■ **WORK ORDER**: Copy every line of the material below word for word.

Top of MATERIAL PROVIDED

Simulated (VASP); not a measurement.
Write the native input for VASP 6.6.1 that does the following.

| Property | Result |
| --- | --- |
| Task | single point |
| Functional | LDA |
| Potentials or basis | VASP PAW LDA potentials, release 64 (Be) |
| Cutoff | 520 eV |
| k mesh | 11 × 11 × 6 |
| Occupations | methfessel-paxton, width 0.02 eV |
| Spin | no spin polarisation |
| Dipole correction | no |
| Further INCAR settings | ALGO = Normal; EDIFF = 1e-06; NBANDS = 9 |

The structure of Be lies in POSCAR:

Bottom of MATERIAL PROVIDED

■ **EXERCISE RESPONSE**:
Simulated (VASP); not a measurement.
Write the native input for VASP 6.6.1 that does the following.

| Property | Result |
| --- | --- |
| Task | single point |
| Functional | LDA |
| Potentials or basis | VASP PAW LDA potentials, release 64 (Be) |
| Cutoff | 520 eV |
| k mesh | 11 × 11 × 6 |
| Occupations | methfessel-paxton, width 0.02 eV |
| Spin | no spin polarisation |
| Dipole correction | no |
| Further INCAR settings | ALGO = Normal; EDIFF = 1e-06; NBANDS = 9 |

The structure of Be lies in POSCAR:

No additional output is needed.